⟨
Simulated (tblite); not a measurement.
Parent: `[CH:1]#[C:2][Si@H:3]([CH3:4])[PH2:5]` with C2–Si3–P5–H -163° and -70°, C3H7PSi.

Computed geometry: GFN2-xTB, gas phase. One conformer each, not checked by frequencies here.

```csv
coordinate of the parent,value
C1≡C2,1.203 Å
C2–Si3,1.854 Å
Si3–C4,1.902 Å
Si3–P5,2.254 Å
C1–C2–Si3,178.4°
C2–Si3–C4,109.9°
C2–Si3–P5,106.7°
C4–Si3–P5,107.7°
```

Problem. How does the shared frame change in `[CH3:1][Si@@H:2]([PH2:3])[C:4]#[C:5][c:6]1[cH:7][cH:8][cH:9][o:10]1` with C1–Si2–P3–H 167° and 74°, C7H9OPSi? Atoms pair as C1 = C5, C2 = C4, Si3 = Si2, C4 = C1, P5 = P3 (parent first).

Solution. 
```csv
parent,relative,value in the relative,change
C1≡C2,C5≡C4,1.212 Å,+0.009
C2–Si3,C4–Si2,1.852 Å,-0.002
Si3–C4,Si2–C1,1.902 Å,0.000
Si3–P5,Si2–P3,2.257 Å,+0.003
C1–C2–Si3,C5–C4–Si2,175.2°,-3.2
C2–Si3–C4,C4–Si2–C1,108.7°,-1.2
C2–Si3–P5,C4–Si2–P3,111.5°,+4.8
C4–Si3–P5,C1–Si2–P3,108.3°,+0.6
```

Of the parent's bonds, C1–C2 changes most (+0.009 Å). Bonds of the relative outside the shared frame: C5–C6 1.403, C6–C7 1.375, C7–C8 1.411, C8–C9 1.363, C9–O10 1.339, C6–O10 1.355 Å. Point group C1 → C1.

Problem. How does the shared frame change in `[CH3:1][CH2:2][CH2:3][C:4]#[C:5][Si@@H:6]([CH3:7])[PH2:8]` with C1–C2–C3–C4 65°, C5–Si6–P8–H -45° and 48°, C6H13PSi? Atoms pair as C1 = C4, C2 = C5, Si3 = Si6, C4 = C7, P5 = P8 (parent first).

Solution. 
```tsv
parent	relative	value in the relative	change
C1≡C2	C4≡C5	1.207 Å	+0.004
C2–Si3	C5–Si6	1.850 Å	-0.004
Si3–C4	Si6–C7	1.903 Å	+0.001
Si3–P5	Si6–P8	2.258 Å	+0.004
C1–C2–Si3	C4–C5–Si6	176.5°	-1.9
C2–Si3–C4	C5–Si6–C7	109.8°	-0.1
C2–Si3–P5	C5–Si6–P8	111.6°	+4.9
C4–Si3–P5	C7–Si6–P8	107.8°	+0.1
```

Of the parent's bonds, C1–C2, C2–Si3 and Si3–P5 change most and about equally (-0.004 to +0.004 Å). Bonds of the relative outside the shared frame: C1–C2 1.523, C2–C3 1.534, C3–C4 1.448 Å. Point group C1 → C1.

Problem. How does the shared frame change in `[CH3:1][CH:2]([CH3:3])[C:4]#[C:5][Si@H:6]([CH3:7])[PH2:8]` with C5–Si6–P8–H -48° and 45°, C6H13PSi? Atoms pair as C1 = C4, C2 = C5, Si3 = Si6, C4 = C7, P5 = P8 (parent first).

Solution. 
⟩

BRIEF:
Exactly as they stand, set down the lines from the top of the data through the line with "Of the parent's bonds, C1–C2 changes".

TASK OUTPUT:
Simulated (tblite); not a measurement.
Parent: `[CH:1]#[C:2][Si@H:3]([CH3:4])[PH2:5]` with C2–Si3–P5–H -163° and -70°, C3H7PSi.

Computed geometry: GFN2-xTB, gas phase. One conformer each, not checked by frequencies here.

```csv
coordinate of the parent,value
C1≡C2,1.203 Å
C2–Si3,1.854 Å
Si3–C4,1.902 Å
Si3–P5,2.254 Å
C1–C2–Si3,178.4°
C2–Si3–C4,109.9°
C2–Si3–P5,106.7°
C4–Si3–P5,107.7°
```

Problem. How does the shared frame change in `[CH3:1][Si@@H:2]([PH2:3])[C:4]#[C:5][c:6]1[cH:7][cH:8][cH:9][o:10]1` with C1–Si2–P3–H 167° and 74°, C7H9OPSi? Atoms pair as C1 = C5, C2 = C4, Si3 = Si2, C4 = C1, P5 = P3 (parent first).

Solution. 
```csv
parent,relative,value in the relative,change
C1≡C2,C5≡C4,1.212 Å,+0.009
C2–Si3,C4–Si2,1.852 Å,-0.002
Si3–C4,Si2–C1,1.902 Å,0.000
Si3–P5,Si2–P3,2.257 Å,+0.003
C1–C2–Si3,C5–C4–Si2,175.2°,-3.2
C2–Si3–C4,C4–Si2–C1,108.7°,-1.2
C2–Si3–P5,C4–Si2–P3,111.5°,+4.8
C4–Si3–P5,C1–Si2–P3,108.3°,+0.6
```

Of the parent's bonds, C1–C2 changes most (+0.009 Å). Bonds of the relative outside the shared frame: C5–C6 1.403, C6–C7 1.375, C7–C8 1.411, C8–C9 1.363, C9–O10 1.339, C6–O10 1.355 Å. Point group C1 → C1.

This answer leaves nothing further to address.